ENTRIES PROVIDED:
------------------------------------------------------------

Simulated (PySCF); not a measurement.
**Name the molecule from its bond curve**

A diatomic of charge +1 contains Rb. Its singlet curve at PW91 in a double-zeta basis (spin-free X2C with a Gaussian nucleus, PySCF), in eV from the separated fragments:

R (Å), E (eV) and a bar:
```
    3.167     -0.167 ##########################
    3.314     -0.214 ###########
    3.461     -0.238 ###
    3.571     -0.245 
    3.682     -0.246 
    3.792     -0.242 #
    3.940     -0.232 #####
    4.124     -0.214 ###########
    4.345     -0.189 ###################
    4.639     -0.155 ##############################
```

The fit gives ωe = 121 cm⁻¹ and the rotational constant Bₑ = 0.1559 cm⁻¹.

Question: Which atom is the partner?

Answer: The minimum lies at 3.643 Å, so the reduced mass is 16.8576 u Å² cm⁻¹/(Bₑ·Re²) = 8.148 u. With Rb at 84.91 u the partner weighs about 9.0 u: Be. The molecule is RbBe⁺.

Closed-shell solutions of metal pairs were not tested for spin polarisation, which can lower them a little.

------------------------------------------------------------

ASSIGNMENT: Output the entire set of records exactly as shown.

PROBLEM SOLUTION:
Simulated (PySCF); not a measurement.
**Name the molecule from its bond curve**

A diatomic of charge +1 contains Rb. Its singlet curve at PW91 in a double-zeta basis (spin-free X2C with a Gaussian nucleus, PySCF), in eV from the separated fragments:

R (Å), E (eV) and a bar:
```
    3.167     -0.167 ##########################
    3.314     -0.214 ###########
    3.461     -0.238 ###
    3.571     -0.245 
    3.682     -0.246 
    3.792     -0.242 #
    3.940     -0.232 #####
    4.124     -0.214 ###########
    4.345     -0.189 ###################
    4.639     -0.155 ##############################
```

The fit gives ωe = 121 cm⁻¹ and the rotational constant Bₑ = 0.1559 cm⁻¹.

Question: Which atom is the partner?

Answer: The minimum lies at 3.643 Å, so the reduced mass is 16.8576 u Å² cm⁻¹/(Bₑ·Re²) = 8.148 u. With Rb at 84.91 u the partner weighs about 9.0 u: Be. The molecule is RbBe⁺.

Closed-shell solutions of metal pairs were not tested for spin polarisation, which can lower them a little.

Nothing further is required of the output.